*** Opening of Records supplied ***

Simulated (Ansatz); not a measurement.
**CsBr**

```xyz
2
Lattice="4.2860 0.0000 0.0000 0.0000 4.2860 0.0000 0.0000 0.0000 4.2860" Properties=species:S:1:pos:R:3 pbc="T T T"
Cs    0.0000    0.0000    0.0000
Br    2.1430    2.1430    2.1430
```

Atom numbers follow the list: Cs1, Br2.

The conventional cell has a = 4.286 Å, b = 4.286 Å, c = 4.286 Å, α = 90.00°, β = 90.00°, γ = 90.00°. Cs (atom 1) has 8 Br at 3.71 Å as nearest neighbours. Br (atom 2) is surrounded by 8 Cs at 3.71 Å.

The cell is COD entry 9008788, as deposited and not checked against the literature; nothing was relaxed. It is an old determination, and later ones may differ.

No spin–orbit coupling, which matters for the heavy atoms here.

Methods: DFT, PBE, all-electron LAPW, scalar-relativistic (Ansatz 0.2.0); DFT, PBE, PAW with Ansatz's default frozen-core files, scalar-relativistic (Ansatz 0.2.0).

*** Close of Records supplied ***

## Work instruction:
Exactly as they stand above, write out all the entries again.

## Reply:
Simulated (Ansatz); not a measurement.
**CsBr**

```xyz
2
Lattice="4.2860 0.0000 0.0000 0.0000 4.2860 0.0000 0.0000 0.0000 4.2860" Properties=species:S:1:pos:R:3 pbc="T T T"
Cs    0.0000    0.0000    0.0000
Br    2.1430    2.1430    2.1430
```

Atom numbers follow the list: Cs1, Br2.

The conventional cell has a = 4.286 Å, b = 4.286 Å, c = 4.286 Å, α = 90.00°, β = 90.00°, γ = 90.00°. Cs (atom 1) has 8 Br at 3.71 Å as nearest neighbours. Br (atom 2) is surrounded by 8 Cs at 3.71 Å.

The cell is COD entry 9008788, as deposited and not checked against the literature; nothing was relaxed. It is an old determination, and later ones may differ.

No spin–orbit coupling, which matters for the heavy atoms here.

Methods: DFT, PBE, all-electron LAPW, scalar-relativistic (Ansatz 0.2.0); DFT, PBE, PAW with Ansatz's default frozen-core files, scalar-relativistic (Ansatz 0.2.0).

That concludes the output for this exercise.